[Records supplied]
----------------
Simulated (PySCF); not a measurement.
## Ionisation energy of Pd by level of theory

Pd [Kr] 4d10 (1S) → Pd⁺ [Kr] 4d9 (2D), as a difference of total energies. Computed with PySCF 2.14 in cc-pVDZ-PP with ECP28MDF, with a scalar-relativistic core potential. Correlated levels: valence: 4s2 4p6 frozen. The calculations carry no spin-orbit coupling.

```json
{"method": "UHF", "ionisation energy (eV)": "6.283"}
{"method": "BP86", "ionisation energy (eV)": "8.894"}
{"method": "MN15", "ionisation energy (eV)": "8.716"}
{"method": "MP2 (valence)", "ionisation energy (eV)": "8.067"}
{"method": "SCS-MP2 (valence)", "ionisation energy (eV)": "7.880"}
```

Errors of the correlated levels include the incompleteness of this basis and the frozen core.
----------------

[Work request]
Emit the full listing verbatim.

[Task solution]
Simulated (PySCF); not a measurement.
## Ionisation energy of Pd by level of theory

Pd [Kr] 4d10 (1S) → Pd⁺ [Kr] 4d9 (2D), as a difference of total energies. Computed with PySCF 2.14 in cc-pVDZ-PP with ECP28MDF, with a scalar-relativistic core potential. Correlated levels: valence: 4s2 4p6 frozen. The calculations carry no spin-orbit coupling.

```json
{"method": "UHF", "ionisation energy (eV)": "6.283"}
{"method": "BP86", "ionisation energy (eV)": "8.894"}
{"method": "MN15", "ionisation energy (eV)": "8.716"}
{"method": "MP2 (valence)", "ionisation energy (eV)": "8.067"}
{"method": "SCS-MP2 (valence)", "ionisation energy (eV)": "7.880"}
```

Errors of the correlated levels include the incompleteness of this basis and the frozen core.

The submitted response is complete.